━━━━━ Provided information

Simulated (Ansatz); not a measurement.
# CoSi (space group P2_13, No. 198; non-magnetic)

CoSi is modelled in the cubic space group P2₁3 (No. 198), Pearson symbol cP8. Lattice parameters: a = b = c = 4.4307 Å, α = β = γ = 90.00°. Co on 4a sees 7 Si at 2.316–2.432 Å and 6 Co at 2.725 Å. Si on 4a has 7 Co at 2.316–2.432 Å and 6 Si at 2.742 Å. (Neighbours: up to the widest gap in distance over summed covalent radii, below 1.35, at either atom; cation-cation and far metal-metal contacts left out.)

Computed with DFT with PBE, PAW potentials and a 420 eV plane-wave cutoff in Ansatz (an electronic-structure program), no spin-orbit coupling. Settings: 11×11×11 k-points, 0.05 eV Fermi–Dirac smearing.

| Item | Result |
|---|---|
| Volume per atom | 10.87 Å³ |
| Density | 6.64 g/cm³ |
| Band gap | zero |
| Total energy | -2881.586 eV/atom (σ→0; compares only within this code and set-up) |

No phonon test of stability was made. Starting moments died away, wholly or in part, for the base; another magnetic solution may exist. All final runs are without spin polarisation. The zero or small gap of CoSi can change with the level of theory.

━━━━━━━━━━

• [Brief]: Print only these lines, please. They run from the start of the entries above to the line containing "and set-up) |", both ends included, and must match exactly.

• [Written response]:
Simulated (Ansatz); not a measurement.
# CoSi (space group P2_13, No. 198; non-magnetic)

CoSi is modelled in the cubic space group P2₁3 (No. 198), Pearson symbol cP8. Lattice parameters: a = b = c = 4.4307 Å, α = β = γ = 90.00°. Co on 4a sees 7 Si at 2.316–2.432 Å and 6 Co at 2.725 Å. Si on 4a has 7 Co at 2.316–2.432 Å and 6 Si at 2.742 Å. (Neighbours: up to the widest gap in distance over summed covalent radii, below 1.35, at either atom; cation-cation and far metal-metal contacts left out.)

Computed with DFT with PBE, PAW potentials and a 420 eV plane-wave cutoff in Ansatz (an electronic-structure program), no spin-orbit coupling. Settings: 11×11×11 k-points, 0.05 eV Fermi–Dirac smearing.

| Item | Result |
|---|---|
| Volume per atom | 10.87 Å³ |
| Density | 6.64 g/cm³ |
| Band gap | zero |
| Total energy | -2881.586 eV/atom (σ→0; compares only within this code and set-up) |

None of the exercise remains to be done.